▶ Requirement: Make an exact copy of the lines starting at the top of the listing below and ending at the line that contains "Contacts between parts, classed", inclusive.

▶ Dataset content:
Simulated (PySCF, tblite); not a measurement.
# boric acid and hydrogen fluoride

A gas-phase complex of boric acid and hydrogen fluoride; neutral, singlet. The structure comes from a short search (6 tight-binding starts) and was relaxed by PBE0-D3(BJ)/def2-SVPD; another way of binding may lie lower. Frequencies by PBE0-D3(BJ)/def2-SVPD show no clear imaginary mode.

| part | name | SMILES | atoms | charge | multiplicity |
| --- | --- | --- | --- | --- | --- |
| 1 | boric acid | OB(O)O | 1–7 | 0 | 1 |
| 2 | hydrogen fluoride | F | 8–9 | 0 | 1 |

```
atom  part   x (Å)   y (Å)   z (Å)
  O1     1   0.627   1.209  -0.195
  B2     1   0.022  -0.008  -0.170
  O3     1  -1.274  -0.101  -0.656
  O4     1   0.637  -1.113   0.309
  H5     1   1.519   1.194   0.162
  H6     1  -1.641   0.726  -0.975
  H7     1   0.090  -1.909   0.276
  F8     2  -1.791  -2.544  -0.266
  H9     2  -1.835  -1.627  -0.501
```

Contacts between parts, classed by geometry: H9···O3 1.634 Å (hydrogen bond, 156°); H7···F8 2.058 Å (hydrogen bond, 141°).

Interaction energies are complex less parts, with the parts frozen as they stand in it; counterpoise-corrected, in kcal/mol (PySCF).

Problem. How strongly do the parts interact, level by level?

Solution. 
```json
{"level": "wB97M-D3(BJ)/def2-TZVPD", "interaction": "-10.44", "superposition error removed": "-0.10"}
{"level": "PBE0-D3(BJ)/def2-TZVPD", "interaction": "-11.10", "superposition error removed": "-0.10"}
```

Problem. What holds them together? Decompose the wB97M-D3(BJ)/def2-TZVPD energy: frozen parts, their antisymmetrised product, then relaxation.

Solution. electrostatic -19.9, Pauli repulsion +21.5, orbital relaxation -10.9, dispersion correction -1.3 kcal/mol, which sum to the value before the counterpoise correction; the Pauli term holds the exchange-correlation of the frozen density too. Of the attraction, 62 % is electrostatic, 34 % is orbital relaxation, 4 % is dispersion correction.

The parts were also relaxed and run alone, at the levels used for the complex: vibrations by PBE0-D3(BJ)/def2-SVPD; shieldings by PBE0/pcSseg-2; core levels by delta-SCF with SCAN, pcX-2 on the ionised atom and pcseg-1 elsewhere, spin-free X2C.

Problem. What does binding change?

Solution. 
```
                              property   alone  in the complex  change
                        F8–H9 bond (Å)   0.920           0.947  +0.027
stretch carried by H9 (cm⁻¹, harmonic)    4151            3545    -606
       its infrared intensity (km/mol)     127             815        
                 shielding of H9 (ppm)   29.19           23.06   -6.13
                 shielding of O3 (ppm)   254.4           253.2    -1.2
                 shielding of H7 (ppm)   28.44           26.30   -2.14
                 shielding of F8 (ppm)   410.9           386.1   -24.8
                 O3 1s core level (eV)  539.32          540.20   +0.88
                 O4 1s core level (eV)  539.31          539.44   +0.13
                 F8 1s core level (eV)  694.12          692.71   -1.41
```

▶ Your response:
Simulated (PySCF, tblite); not a measurement.
# boric acid and hydrogen fluoride

A gas-phase complex of boric acid and hydrogen fluoride; neutral, singlet. The structure comes from a short search (6 tight-binding starts) and was relaxed by PBE0-D3(BJ)/def2-SVPD; another way of binding may lie lower. Frequencies by PBE0-D3(BJ)/def2-SVPD show no clear imaginary mode.

| part | name | SMILES | atoms | charge | multiplicity |
| --- | --- | --- | --- | --- | --- |
| 1 | boric acid | OB(O)O | 1–7 | 0 | 1 |
| 2 | hydrogen fluoride | F | 8–9 | 0 | 1 |

```
atom  part   x (Å)   y (Å)   z (Å)
  O1     1   0.627   1.209  -0.195
  B2     1   0.022  -0.008  -0.170
  O3     1  -1.274  -0.101  -0.656
  O4     1   0.637  -1.113   0.309
  H5     1   1.519   1.194   0.162
  H6     1  -1.641   0.726  -0.975
  H7     1   0.090  -1.909   0.276
  F8     2  -1.791  -2.544  -0.266
  H9     2  -1.835  -1.627  -0.501
```

Contacts between parts, classed by geometry: H9···O3 1.634 Å (hydrogen bond, 156°); H7···F8 2.058 Å (hydrogen bond, 141°).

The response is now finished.